_Work order_: Please repeat the records below exactly, from the first line through the line containing "Theory: Ansatz, DFT", and nothing more.

### Records supplied ###

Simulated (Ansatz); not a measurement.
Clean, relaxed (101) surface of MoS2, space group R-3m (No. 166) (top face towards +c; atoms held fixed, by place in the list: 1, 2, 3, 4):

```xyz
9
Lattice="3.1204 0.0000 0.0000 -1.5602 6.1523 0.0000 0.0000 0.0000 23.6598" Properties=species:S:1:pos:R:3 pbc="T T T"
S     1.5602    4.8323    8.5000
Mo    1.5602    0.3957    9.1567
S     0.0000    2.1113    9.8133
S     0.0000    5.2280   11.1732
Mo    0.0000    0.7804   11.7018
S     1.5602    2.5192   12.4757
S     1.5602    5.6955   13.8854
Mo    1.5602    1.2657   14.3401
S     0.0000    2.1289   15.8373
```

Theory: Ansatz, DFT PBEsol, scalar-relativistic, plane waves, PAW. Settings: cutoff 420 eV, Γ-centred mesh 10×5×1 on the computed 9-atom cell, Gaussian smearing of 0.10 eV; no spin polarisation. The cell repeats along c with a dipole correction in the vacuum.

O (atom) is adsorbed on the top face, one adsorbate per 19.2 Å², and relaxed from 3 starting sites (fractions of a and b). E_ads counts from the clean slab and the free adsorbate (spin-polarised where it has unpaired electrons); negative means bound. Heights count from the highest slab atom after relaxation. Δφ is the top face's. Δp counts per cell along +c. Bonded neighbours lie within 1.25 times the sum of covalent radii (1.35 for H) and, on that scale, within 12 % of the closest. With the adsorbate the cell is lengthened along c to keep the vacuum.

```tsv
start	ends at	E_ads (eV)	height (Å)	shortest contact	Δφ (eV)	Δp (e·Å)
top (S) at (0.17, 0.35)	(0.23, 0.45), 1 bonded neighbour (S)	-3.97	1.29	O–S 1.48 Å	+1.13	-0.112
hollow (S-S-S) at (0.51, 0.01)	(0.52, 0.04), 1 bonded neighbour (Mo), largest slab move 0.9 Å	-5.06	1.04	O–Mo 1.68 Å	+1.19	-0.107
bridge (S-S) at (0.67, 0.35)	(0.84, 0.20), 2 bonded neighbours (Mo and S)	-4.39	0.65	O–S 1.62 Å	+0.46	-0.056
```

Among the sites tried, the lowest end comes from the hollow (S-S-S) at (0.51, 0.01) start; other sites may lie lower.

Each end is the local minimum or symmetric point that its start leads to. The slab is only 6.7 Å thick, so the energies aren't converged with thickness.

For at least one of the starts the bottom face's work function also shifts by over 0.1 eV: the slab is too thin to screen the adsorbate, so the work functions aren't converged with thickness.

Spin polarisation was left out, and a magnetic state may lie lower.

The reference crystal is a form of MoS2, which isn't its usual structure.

###

_Written answer_:
Simulated (Ansatz); not a measurement.
Clean, relaxed (101) surface of MoS2, space group R-3m (No. 166) (top face towards +c; atoms held fixed, by place in the list: 1, 2, 3, 4):

```xyz
9
Lattice="3.1204 0.0000 0.0000 -1.5602 6.1523 0.0000 0.0000 0.0000 23.6598" Properties=species:S:1:pos:R:3 pbc="T T T"
S     1.5602    4.8323    8.5000
Mo    1.5602    0.3957    9.1567
S     0.0000    2.1113    9.8133
S     0.0000    5.2280   11.1732
Mo    0.0000    0.7804   11.7018
S     1.5602    2.5192   12.4757
S     1.5602    5.6955   13.8854
Mo    1.5602    1.2657   14.3401
S     0.0000    2.1289   15.8373
```

Theory: Ansatz, DFT PBEsol, scalar-relativistic, plane waves, PAW. Settings: cutoff 420 eV, Γ-centred mesh 10×5×1 on the computed 9-atom cell, Gaussian smearing of 0.10 eV; no spin polarisation. The cell repeats along c with a dipole correction in the vacuum.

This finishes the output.